INFORMATION SUPPLIED
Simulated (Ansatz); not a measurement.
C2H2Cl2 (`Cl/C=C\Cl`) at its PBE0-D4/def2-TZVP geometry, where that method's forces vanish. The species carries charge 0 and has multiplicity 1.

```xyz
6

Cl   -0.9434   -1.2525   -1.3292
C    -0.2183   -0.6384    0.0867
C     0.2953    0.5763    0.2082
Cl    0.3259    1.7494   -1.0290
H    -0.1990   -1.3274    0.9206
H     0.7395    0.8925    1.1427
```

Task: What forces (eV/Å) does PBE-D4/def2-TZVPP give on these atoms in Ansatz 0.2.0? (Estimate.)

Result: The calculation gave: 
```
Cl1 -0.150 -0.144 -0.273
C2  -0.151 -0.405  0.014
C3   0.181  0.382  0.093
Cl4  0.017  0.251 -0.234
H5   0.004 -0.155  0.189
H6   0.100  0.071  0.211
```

WORK INSTRUCTION
Please write out the records from above, keeping every line exact.

ANSWER SECTION
Simulated (Ansatz); not a measurement.
C2H2Cl2 (`Cl/C=C\Cl`) at its PBE0-D4/def2-TZVP geometry, where that method's forces vanish. The species carries charge 0 and has multiplicity 1.

```xyz
6

Cl   -0.9434   -1.2525   -1.3292
C    -0.2183   -0.6384    0.0867
C     0.2953    0.5763    0.2082
Cl    0.3259    1.7494   -1.0290
H    -0.1990   -1.3274    0.9206
H     0.7395    0.8925    1.1427
```

Task: What forces (eV/Å) does PBE-D4/def2-TZVPP give on these atoms in Ansatz 0.2.0? (Estimate.)

Result: The calculation gave: 
```
Cl1 -0.150 -0.144 -0.273
C2  -0.151 -0.405  0.014
C3   0.181  0.382  0.093
Cl4  0.017  0.251 -0.234
H5   0.004 -0.155  0.189
H6   0.100  0.071  0.211
```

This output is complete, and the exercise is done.